- [Requirement] Set down word for word the lines that begin the entries and run through the line containing "Dissociation curve of Mg2, singlet.". Give nothing further.

-- Opening Marker --

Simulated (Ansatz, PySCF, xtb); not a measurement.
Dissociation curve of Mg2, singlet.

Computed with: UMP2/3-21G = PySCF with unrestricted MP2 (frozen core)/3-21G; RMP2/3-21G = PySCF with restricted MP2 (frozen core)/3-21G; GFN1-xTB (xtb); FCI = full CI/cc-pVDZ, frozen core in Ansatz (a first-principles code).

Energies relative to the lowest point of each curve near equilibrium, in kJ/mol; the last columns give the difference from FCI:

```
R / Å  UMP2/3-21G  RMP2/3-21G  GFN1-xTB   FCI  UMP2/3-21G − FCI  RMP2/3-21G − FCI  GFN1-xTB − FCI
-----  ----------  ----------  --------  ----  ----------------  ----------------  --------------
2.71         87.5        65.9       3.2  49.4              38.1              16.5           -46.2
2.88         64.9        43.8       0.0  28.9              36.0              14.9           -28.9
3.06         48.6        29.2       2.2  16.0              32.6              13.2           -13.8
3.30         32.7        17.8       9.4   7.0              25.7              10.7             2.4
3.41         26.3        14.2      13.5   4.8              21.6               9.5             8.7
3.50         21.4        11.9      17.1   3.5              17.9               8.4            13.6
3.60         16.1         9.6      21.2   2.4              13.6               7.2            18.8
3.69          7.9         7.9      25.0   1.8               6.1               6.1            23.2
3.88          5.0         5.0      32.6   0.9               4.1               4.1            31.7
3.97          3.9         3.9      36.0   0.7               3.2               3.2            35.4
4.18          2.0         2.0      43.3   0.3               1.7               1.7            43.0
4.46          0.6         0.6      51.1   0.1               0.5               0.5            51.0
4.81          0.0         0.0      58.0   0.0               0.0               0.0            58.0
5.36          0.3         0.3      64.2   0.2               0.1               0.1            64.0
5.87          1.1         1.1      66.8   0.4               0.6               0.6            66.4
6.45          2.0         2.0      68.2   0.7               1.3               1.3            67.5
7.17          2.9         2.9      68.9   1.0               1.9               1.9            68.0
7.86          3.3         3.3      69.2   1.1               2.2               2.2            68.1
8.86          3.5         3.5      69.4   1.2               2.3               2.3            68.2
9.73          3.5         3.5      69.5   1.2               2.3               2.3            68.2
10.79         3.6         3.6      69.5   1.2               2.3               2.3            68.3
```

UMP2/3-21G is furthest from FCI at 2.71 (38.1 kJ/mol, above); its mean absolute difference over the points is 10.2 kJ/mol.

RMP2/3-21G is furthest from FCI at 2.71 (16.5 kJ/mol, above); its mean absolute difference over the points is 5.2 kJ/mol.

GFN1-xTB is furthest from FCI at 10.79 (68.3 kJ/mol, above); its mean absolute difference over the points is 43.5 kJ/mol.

-- Closing Marker --

- [Written answer]
Simulated (Ansatz, PySCF, xtb); not a measurement.
Dissociation curve of Mg2, singlet.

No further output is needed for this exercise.